# [Requirement]
I need the lines below from the one with "3 | 19.52 |" down to the one with "262 (×2), 328 (×3), 476 cm⁻¹." reproduced exactly, both ends included, and nothing else.

──────── Data shown

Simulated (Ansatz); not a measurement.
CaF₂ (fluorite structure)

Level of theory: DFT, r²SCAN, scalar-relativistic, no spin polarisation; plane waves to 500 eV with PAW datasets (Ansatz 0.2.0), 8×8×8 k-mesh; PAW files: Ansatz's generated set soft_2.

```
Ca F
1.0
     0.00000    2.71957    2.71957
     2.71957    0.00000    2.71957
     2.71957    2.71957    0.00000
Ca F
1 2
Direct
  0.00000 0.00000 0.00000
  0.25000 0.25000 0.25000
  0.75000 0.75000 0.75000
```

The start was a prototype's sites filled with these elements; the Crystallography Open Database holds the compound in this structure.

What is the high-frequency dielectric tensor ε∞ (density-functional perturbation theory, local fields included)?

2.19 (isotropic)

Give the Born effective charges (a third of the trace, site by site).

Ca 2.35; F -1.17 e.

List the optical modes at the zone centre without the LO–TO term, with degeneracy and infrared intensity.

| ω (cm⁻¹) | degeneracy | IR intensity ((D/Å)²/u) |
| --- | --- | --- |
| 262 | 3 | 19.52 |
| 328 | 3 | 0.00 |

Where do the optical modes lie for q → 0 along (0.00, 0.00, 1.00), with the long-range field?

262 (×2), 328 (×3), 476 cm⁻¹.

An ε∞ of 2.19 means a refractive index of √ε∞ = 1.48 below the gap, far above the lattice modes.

────────────────

# [Exercise solution]
| 262 | 3 | 19.52 |
| 328 | 3 | 0.00 |

Where do the optical modes lie for q → 0 along (0.00, 0.00, 1.00), with the long-range field?

262 (×2), 328 (×3), 476 cm⁻¹.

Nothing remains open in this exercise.